=======

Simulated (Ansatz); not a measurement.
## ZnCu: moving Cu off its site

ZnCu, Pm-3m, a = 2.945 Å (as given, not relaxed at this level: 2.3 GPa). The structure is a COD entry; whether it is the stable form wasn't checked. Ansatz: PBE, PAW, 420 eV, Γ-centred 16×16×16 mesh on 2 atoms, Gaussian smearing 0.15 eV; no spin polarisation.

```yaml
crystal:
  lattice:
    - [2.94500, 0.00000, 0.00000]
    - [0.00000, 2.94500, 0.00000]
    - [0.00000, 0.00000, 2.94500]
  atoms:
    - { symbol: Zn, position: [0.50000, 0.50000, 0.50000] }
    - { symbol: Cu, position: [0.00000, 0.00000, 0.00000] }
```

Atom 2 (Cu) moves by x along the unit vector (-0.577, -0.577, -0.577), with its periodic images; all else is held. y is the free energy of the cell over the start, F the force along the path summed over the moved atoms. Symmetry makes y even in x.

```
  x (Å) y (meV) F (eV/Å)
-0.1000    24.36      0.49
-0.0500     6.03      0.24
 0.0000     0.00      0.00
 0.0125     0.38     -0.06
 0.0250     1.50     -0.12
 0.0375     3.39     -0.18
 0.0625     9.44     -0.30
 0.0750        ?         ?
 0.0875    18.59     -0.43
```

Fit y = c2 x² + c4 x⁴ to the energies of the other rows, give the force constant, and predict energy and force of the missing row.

=======

Please copy the data in full, character for character.

→ Answer area
Simulated (Ansatz); not a measurement.
## ZnCu: moving Cu off its site

ZnCu, Pm-3m, a = 2.945 Å (as given, not relaxed at this level: 2.3 GPa). The structure is a COD entry; whether it is the stable form wasn't checked. Ansatz: PBE, PAW, 420 eV, Γ-centred 16×16×16 mesh on 2 atoms, Gaussian smearing 0.15 eV; no spin polarisation.

```yaml
crystal:
  lattice:
    - [2.94500, 0.00000, 0.00000]
    - [0.00000, 2.94500, 0.00000]
    - [0.00000, 0.00000, 2.94500]
  atoms:
    - { symbol: Zn, position: [0.50000, 0.50000, 0.50000] }
    - { symbol: Cu, position: [0.00000, 0.00000, 0.00000] }
```

Atom 2 (Cu) moves by x along the unit vector (-0.577, -0.577, -0.577), with its periodic images; all else is held. y is the free energy of the cell over the start, F the force along the path summed over the moved atoms. Symmetry makes y even in x.

```
  x (Å) y (meV) F (eV/Å)
-0.1000    24.36      0.49
-0.0500     6.03      0.24
 0.0000     0.00      0.00
 0.0125     0.38     -0.06
 0.0250     1.50     -0.12
 0.0375     3.39     -0.18
 0.0625     9.44     -0.30
 0.0750        ?         ?
 0.0875    18.59     -0.43
```

Fit y = c2 x² + c4 x⁴ to the energies of the other rows, give the force constant, and predict energy and force of the missing row.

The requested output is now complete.